**Data records**
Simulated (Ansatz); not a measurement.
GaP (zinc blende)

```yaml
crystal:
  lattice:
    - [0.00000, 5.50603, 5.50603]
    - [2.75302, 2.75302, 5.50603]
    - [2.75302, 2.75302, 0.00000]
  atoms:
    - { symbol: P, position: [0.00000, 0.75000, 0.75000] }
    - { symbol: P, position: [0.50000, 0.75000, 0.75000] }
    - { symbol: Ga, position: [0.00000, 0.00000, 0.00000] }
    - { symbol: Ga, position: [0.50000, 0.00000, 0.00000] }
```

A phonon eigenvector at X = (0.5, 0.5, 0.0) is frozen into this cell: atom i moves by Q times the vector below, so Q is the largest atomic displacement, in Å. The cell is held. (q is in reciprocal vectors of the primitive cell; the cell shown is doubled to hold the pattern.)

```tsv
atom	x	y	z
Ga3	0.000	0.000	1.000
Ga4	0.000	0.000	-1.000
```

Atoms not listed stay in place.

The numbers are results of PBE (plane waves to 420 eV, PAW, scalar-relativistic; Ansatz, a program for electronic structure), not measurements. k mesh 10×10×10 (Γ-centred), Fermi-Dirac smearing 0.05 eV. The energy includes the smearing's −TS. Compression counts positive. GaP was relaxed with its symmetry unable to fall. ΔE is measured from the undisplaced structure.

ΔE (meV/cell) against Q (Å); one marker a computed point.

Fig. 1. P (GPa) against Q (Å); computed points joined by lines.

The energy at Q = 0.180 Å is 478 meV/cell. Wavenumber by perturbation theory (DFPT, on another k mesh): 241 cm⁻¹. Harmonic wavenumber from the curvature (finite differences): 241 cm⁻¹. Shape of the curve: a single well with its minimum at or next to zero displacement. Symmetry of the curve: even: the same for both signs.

**Required action**
All of the data must be returned exactly.

**Task answer**
Simulated (Ansatz); not a measurement.
GaP (zinc blende)

```yaml
crystal:
  lattice:
    - [0.00000, 5.50603, 5.50603]
    - [2.75302, 2.75302, 5.50603]
    - [2.75302, 2.75302, 0.00000]
  atoms:
    - { symbol: P, position: [0.00000, 0.75000, 0.75000] }
    - { symbol: P, position: [0.50000, 0.75000, 0.75000] }
    - { symbol: Ga, position: [0.00000, 0.00000, 0.00000] }
    - { symbol: Ga, position: [0.50000, 0.00000, 0.00000] }
```

A phonon eigenvector at X = (0.5, 0.5, 0.0) is frozen into this cell: atom i moves by Q times the vector below, so Q is the largest atomic displacement, in Å. The cell is held. (q is in reciprocal vectors of the primitive cell; the cell shown is doubled to hold the pattern.)

```tsv
atom	x	y	z
Ga3	0.000	0.000	1.000
Ga4	0.000	0.000	-1.000
```

Atoms not listed stay in place.

The numbers are results of PBE (plane waves to 420 eV, PAW, scalar-relativistic; Ansatz, a program for electronic structure), not measurements. k mesh 10×10×10 (Γ-centred), Fermi-Dirac smearing 0.05 eV. The energy includes the smearing's −TS. Compression counts positive. GaP was relaxed with its symmetry unable to fall. ΔE is measured from the undisplaced structure.

ΔE (meV/cell) against Q (Å); one marker a computed point.

Fig. 1. P (GPa) against Q (Å); computed points joined by lines.

The energy at Q = 0.180 Å is 478 meV/cell. Wavenumber by perturbation theory (DFPT, on another k mesh): 241 cm⁻¹. Harmonic wavenumber from the curvature (finite differences): 241 cm⁻¹. Shape of the curve: a single well with its minimum at or next to zero displacement. Symmetry of the curve: even: the same for both signs.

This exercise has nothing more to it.